_Brief_.
Produce as output only the lines below starting at the line with "Alike in all" and continuing through the line with "Question: Fill in the values left out.", each one exactly as written.

_Exercise data_.
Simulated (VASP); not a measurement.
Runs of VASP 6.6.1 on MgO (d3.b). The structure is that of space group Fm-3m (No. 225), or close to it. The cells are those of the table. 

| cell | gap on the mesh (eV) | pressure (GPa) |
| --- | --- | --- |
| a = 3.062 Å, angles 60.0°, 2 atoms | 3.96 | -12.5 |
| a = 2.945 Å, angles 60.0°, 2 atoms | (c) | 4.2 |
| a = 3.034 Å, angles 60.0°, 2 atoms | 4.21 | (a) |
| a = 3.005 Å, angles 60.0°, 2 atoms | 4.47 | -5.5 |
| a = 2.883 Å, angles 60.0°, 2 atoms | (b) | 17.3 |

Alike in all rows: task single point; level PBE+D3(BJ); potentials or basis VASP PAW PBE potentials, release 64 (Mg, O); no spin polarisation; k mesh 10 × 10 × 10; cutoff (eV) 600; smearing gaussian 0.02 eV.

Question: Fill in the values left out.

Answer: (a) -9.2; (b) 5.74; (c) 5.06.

_Exercise result_.
Alike in all rows: task single point; level PBE+D3(BJ); potentials or basis VASP PAW PBE potentials, release 64 (Mg, O); no spin polarisation; k mesh 10 × 10 × 10; cutoff (eV) 600; smearing gaussian 0.02 eV.

Question: Fill in the values left out.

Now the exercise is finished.